━━ DATASET ENTRIES ━━

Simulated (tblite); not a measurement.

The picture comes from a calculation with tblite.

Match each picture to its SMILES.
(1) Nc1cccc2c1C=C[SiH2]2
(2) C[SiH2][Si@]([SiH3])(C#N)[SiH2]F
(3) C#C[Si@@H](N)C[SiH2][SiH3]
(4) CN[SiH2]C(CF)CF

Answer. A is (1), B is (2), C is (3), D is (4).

━━━

BRIEF:
Exactly as written, output all of the entries.

WRITTEN ANSWER:
Simulated (tblite); not a measurement.

The picture comes from a calculation with tblite.

Match each picture to its SMILES.
(1) Nc1cccc2c1C=C[SiH2]2
(2) C[SiH2][Si@]([SiH3])(C#N)[SiH2]F
(3) C#C[Si@@H](N)C[SiH2][SiH3]
(4) CN[SiH2]C(CF)CF

Answer. A is (1), B is (2), C is (3), D is (4).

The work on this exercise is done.